| Data listing |
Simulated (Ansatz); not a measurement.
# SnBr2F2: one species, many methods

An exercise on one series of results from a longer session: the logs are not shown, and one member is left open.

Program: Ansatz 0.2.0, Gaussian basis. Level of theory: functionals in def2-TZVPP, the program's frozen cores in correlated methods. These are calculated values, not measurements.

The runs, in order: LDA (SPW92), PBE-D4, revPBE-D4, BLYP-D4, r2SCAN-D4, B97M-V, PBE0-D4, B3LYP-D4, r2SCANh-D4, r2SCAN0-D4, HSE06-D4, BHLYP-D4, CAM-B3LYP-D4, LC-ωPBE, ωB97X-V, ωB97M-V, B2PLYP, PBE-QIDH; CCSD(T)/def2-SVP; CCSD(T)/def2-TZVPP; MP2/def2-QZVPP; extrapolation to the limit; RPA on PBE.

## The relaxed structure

| Task item |
Everything in the data should be copied exactly. Leave nothing out.

| Expected answer |
Simulated (Ansatz); not a measurement.
# SnBr2F2: one species, many methods

An exercise on one series of results from a longer session: the logs are not shown, and one member is left open.

Program: Ansatz 0.2.0, Gaussian basis. Level of theory: functionals in def2-TZVPP, the program's frozen cores in correlated methods. These are calculated values, not measurements.

The runs, in order: LDA (SPW92), PBE-D4, revPBE-D4, BLYP-D4, r2SCAN-D4, B97M-V, PBE0-D4, B3LYP-D4, r2SCANh-D4, r2SCAN0-D4, HSE06-D4, BHLYP-D4, CAM-B3LYP-D4, LC-ωPBE, ωB97X-V, ωB97M-V, B2PLYP, PBE-QIDH; CCSD(T)/def2-SVP; CCSD(T)/def2-TZVPP; MP2/def2-QZVPP; extrapolation to the limit; RPA on PBE.

## The relaxed structure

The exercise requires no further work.